::::::

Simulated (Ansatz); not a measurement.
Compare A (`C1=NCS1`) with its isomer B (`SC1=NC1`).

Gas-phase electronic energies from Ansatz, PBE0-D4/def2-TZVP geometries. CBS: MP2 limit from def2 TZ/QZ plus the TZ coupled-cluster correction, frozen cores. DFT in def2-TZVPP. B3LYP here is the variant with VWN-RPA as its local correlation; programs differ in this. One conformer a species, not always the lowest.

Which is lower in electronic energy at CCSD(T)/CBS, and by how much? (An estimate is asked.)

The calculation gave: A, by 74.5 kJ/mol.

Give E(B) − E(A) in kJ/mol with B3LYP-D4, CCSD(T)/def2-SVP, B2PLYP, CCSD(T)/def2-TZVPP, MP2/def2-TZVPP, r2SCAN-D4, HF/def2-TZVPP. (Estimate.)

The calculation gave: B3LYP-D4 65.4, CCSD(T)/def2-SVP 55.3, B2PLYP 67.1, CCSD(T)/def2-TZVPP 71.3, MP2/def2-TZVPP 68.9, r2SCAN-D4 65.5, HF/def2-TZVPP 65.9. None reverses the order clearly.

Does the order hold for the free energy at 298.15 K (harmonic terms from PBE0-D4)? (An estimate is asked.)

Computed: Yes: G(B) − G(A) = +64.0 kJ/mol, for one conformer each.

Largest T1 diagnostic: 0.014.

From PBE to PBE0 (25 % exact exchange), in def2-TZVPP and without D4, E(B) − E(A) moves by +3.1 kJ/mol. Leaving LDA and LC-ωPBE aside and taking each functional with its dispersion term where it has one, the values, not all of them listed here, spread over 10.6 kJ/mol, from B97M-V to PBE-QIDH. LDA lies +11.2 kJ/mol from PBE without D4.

::::::

▸ **WORK REQUEST**: Exact duplication is required for the lines above, from the line that contains "The calculation gave: A, by 74.5 kJ/mol." to the line that contains "Largest T1 diagnostic: 0.014.", inclusive; omit all others.

▸ **RESPONSE**:
The calculation gave: A, by 74.5 kJ/mol.

Give E(B) − E(A) in kJ/mol with B3LYP-D4, CCSD(T)/def2-SVP, B2PLYP, CCSD(T)/def2-TZVPP, MP2/def2-TZVPP, r2SCAN-D4, HF/def2-TZVPP. (Estimate.)

The calculation gave: B3LYP-D4 65.4, CCSD(T)/def2-SVP 55.3, B2PLYP 67.1, CCSD(T)/def2-TZVPP 71.3, MP2/def2-TZVPP 68.9, r2SCAN-D4 65.5, HF/def2-TZVPP 65.9. None reverses the order clearly.

Does the order hold for the free energy at 298.15 K (harmonic terms from PBE0-D4)? (An estimate is asked.)

Computed: Yes: G(B) − G(A) = +64.0 kJ/mol, for one conformer each.

Largest T1 diagnostic: 0.014.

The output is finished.